▶ **Data for review**
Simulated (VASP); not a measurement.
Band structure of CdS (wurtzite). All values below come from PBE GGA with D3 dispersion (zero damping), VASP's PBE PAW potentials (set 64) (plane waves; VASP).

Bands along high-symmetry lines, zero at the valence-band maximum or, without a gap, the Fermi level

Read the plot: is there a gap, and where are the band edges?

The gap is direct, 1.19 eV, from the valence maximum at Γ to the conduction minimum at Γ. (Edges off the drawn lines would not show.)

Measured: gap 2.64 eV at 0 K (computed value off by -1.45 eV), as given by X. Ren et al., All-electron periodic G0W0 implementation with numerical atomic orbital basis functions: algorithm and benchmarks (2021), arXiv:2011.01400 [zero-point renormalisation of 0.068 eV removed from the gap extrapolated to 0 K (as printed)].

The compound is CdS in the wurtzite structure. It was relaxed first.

▶ **Requirement**
Beginning at the opening line of the data, transcribe each line exactly until you reach the line with "Measured: gap 2.64", which you also include, and go no further.

▶ **Result**
Simulated (VASP); not a measurement.
Band structure of CdS (wurtzite). All values below come from PBE GGA with D3 dispersion (zero damping), VASP's PBE PAW potentials (set 64) (plane waves; VASP).

Bands along high-symmetry lines, zero at the valence-band maximum or, without a gap, the Fermi level

Read the plot: is there a gap, and where are the band edges?

The gap is direct, 1.19 eV, from the valence maximum at Γ to the conduction minimum at Γ. (Edges off the drawn lines would not show.)

Measured: gap 2.64 eV at 0 K (computed value off by -1.45 eV), as given by X. Ren et al., All-electron periodic G0W0 implementation with numerical atomic orbital basis functions: algorithm and benchmarks (2021), arXiv:2011.01400 [zero-point renormalisation of 0.068 eV removed from the gap extrapolated to 0 K (as printed)].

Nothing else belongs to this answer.